[[ Dataset records open ]]

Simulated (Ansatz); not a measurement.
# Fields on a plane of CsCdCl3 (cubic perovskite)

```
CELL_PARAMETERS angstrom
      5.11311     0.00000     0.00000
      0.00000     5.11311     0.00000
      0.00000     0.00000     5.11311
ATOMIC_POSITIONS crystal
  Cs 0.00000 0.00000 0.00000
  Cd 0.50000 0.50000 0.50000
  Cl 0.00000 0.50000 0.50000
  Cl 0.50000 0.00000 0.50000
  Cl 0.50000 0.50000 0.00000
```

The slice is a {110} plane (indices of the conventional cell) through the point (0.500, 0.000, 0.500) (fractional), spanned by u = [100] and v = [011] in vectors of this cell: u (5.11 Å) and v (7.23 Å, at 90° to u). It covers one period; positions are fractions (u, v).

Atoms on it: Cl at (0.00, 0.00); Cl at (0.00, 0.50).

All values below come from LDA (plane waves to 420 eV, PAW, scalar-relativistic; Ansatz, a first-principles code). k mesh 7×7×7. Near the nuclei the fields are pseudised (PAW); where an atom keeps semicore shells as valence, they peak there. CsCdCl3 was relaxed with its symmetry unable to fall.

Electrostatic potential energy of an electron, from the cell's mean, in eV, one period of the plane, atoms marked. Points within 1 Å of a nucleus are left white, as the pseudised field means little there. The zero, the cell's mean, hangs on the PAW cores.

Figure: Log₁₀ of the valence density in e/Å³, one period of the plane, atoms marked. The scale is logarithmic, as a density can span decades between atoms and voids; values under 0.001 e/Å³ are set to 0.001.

[[ Dataset records closed ]]

Assignment = Restate the records above verbatim up to and including the line containing "Electrostatic potential energy".

Exercise response =
Simulated (Ansatz); not a measurement.
# Fields on a plane of CsCdCl3 (cubic perovskite)

```
CELL_PARAMETERS angstrom
      5.11311     0.00000     0.00000
      0.00000     5.11311     0.00000
      0.00000     0.00000     5.11311
ATOMIC_POSITIONS crystal
  Cs 0.00000 0.00000 0.00000
  Cd 0.50000 0.50000 0.50000
  Cl 0.00000 0.50000 0.50000
  Cl 0.50000 0.00000 0.50000
  Cl 0.50000 0.50000 0.00000
```

The slice is a {110} plane (indices of the conventional cell) through the point (0.500, 0.000, 0.500) (fractional), spanned by u = [100] and v = [011] in vectors of this cell: u (5.11 Å) and v (7.23 Å, at 90° to u). It covers one period; positions are fractions (u, v).

Atoms on it: Cl at (0.00, 0.00); Cl at (0.00, 0.50).

All values below come from LDA (plane waves to 420 eV, PAW, scalar-relativistic; Ansatz, a first-principles code). k mesh 7×7×7. Near the nuclei the fields are pseudised (PAW); where an atom keeps semicore shells as valence, they peak there. CsCdCl3 was relaxed with its symmetry unable to fall.

Electrostatic potential energy of an electron, from the cell's mean, in eV, one period of the plane, atoms marked. Points within 1 Å of a nucleus are left white, as the pseudised field means little there. The zero, the cell's mean, hangs on the PAW cores.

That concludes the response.